### DATA EXTRACT
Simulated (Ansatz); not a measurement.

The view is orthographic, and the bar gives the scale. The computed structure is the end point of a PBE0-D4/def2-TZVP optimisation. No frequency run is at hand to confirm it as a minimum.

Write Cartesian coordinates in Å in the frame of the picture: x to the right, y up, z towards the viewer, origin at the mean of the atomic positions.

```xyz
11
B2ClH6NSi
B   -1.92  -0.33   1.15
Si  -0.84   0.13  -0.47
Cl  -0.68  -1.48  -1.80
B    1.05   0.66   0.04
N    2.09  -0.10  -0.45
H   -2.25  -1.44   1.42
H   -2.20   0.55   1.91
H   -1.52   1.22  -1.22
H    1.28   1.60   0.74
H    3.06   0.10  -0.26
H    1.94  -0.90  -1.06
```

### ACTIVITY
Take the entries above and copy them exactly from the first line through the line with "The view is"; leave out every line after it.

### RESPONSE AREA
Simulated (Ansatz); not a measurement.

The view is orthographic, and the bar gives the scale. The computed structure is the end point of a PBE0-D4/def2-TZVP optimisation. No frequency run is at hand to confirm it as a minimum.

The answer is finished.